━━━ Data excerpts

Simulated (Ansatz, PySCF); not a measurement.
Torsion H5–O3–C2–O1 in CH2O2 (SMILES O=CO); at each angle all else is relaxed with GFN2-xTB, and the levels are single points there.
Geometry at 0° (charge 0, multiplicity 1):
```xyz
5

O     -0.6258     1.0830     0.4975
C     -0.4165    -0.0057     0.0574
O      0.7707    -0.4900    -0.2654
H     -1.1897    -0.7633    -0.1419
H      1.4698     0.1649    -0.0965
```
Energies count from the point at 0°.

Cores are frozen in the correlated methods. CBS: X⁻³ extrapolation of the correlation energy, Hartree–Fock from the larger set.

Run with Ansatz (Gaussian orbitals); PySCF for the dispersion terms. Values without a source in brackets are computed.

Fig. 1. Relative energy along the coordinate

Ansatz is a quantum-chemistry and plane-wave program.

━━━━━━

Required action: Retype, exactly and in full, the listing from its first line to the one holding "Fig. 1. Relative energy along the coordinate", both included.

Response box:
Simulated (Ansatz, PySCF); not a measurement.
Torsion H5–O3–C2–O1 in CH2O2 (SMILES O=CO); at each angle all else is relaxed with GFN2-xTB, and the levels are single points there.
Geometry at 0° (charge 0, multiplicity 1):
```xyz
5

O     -0.6258     1.0830     0.4975
C     -0.4165    -0.0057     0.0574
O      0.7707    -0.4900    -0.2654
H     -1.1897    -0.7633    -0.1419
H      1.4698     0.1649    -0.0965
```
Energies count from the point at 0°.

Cores are frozen in the correlated methods. CBS: X⁻³ extrapolation of the correlation energy, Hartree–Fock from the larger set.

Run with Ansatz (Gaussian orbitals); PySCF for the dispersion terms. Values without a source in brackets are computed.

Fig. 1. Relative energy along the coordinate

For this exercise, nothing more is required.